= Dataset content =
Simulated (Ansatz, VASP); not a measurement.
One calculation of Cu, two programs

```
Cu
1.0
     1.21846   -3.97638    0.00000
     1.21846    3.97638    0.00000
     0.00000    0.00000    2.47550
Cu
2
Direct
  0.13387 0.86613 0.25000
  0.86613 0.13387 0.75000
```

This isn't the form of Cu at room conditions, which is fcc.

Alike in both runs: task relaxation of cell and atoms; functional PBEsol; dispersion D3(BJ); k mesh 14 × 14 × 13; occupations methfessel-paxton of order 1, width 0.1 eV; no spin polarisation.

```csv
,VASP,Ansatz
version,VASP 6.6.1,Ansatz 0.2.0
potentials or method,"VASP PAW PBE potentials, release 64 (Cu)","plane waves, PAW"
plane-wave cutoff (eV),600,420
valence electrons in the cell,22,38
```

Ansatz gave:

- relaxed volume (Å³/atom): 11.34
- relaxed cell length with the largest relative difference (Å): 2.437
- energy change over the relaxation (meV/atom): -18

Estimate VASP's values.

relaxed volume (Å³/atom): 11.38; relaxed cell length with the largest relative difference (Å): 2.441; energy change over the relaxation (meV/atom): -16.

= Assigned task =
Return all the lines above exactly as given.

= Task solution =
Simulated (Ansatz, VASP); not a measurement.
One calculation of Cu, two programs

```
Cu
1.0
     1.21846   -3.97638    0.00000
     1.21846    3.97638    0.00000
     0.00000    0.00000    2.47550
Cu
2
Direct
  0.13387 0.86613 0.25000
  0.86613 0.13387 0.75000
```

This isn't the form of Cu at room conditions, which is fcc.

Alike in both runs: task relaxation of cell and atoms; functional PBEsol; dispersion D3(BJ); k mesh 14 × 14 × 13; occupations methfessel-paxton of order 1, width 0.1 eV; no spin polarisation.

```csv
,VASP,Ansatz
version,VASP 6.6.1,Ansatz 0.2.0
potentials or method,"VASP PAW PBE potentials, release 64 (Cu)","plane waves, PAW"
plane-wave cutoff (eV),600,420
valence electrons in the cell,22,38
```

Ansatz gave:

- relaxed volume (Å³/atom): 11.34
- relaxed cell length with the largest relative difference (Å): 2.437
- energy change over the relaxation (meV/atom): -18

Estimate VASP's values.

relaxed volume (Å³/atom): 11.38; relaxed cell length with the largest relative difference (Å): 2.441; energy change over the relaxation (meV/atom): -16.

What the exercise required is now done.